■ BRIEF ■
Return the full listing, so that each line matches the original exactly.

(AVAILABLE DATA begins)
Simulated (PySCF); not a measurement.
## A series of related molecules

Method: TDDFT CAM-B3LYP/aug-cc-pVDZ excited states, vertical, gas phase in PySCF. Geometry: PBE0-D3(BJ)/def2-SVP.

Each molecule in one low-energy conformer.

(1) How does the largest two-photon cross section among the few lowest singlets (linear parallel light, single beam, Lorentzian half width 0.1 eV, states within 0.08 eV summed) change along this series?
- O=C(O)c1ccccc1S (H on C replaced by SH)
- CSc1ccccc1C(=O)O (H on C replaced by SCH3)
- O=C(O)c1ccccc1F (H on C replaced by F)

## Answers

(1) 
(AVAILABLE DATA ends)

■ RESPONSE BOX ■
Simulated (PySCF); not a measurement.
## A series of related molecules

Method: TDDFT CAM-B3LYP/aug-cc-pVDZ excited states, vertical, gas phase in PySCF. Geometry: PBE0-D3(BJ)/def2-SVP.

Each molecule in one low-energy conformer.

(1) How does the largest two-photon cross section among the few lowest singlets (linear parallel light, single beam, Lorentzian half width 0.1 eV, states within 0.08 eV summed) change along this series?
- O=C(O)c1ccccc1S (H on C replaced by SH)
- CSc1ccccc1C(=O)O (H on C replaced by SCH3)
- O=C(O)c1ccccc1F (H on C replaced by F)

## Answers

(1) 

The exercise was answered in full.